AVAILABLE DATA section start
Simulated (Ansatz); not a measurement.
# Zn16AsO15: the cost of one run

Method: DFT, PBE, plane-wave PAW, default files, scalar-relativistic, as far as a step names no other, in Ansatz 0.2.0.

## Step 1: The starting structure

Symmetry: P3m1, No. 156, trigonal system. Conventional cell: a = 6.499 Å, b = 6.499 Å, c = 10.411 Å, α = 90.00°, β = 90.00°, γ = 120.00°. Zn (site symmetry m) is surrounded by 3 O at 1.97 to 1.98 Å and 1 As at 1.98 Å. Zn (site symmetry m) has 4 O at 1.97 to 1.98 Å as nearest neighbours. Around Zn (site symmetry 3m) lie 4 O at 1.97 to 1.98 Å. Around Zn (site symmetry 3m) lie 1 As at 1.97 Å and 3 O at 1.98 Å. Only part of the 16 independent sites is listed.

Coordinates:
AVAILABLE DATA section end

WORK REQUEST —
Copy the data above in its entirety, exactly as given.

EXERCISE RESPONSE —
Simulated (Ansatz); not a measurement.
# Zn16AsO15: the cost of one run

Method: DFT, PBE, plane-wave PAW, default files, scalar-relativistic, as far as a step names no other, in Ansatz 0.2.0.

## Step 1: The starting structure

Symmetry: P3m1, No. 156, trigonal system. Conventional cell: a = 6.499 Å, b = 6.499 Å, c = 10.411 Å, α = 90.00°, β = 90.00°, γ = 120.00°. Zn (site symmetry m) is surrounded by 3 O at 1.97 to 1.98 Å and 1 As at 1.98 Å. Zn (site symmetry m) has 4 O at 1.97 to 1.98 Å as nearest neighbours. Around Zn (site symmetry 3m) lie 4 O at 1.97 to 1.98 Å. Around Zn (site symmetry 3m) lie 1 As at 1.97 Å and 3 O at 1.98 Å. Only part of the 16 independent sites is listed.

Coordinates:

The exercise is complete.